| INFORMATION PROVIDED |

┌────────

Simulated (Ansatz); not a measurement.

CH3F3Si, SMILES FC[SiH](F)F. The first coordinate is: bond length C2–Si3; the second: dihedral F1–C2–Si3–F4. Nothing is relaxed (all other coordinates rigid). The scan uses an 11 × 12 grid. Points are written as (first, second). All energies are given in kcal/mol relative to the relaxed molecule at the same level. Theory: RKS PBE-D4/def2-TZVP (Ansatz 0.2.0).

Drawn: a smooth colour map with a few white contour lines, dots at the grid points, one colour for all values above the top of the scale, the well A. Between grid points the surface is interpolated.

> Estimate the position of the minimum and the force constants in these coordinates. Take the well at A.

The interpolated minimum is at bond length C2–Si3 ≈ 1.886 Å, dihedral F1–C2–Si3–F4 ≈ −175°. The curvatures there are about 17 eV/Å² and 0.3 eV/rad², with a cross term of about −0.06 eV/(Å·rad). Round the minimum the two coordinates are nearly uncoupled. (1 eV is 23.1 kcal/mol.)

└────────

Each entry above has to be transcribed exactly as it appears.

Simulated (Ansatz); not a measurement.

CH3F3Si, SMILES FC[SiH](F)F. The first coordinate is: bond length C2–Si3; the second: dihedral F1–C2–Si3–F4. Nothing is relaxed (all other coordinates rigid). The scan uses an 11 × 12 grid. Points are written as (first, second). All energies are given in kcal/mol relative to the relaxed molecule at the same level. Theory: RKS PBE-D4/def2-TZVP (Ansatz 0.2.0).

Drawn: a smooth colour map with a few white contour lines, dots at the grid points, one colour for all values above the top of the scale, the well A. Between grid points the surface is interpolated.

> Estimate the position of the minimum and the force constants in these coordinates. Take the well at A.

The interpolated minimum is at bond length C2–Si3 ≈ 1.886 Å, dihedral F1–C2–Si3–F4 ≈ −175°. The curvatures there are about 17 eV/Å² and 0.3 eV/rad², with a cross term of about −0.06 eV/(Å·rad). Round the minimum the two coordinates are nearly uncoupled. (1 eV is 23.1 kcal/mol.)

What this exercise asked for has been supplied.